Please write out the data that follows, word for word.

###

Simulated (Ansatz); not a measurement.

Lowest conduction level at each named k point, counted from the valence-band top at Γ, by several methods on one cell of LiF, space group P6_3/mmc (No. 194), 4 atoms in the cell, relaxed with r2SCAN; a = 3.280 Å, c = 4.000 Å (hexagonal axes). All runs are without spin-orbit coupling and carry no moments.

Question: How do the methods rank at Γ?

###

> EXPECTED ANSWER:
Simulated (Ansatz); not a measurement.

Lowest conduction level at each named k point, counted from the valence-band top at Γ, by several methods on one cell of LiF, space group P6_3/mmc (No. 194), 4 atoms in the cell, relaxed with r2SCAN; a = 3.280 Å, c = 4.000 Å (hexagonal axes). All runs are without spin-orbit coupling and carry no moments.

Question: How do the methods rank at Γ?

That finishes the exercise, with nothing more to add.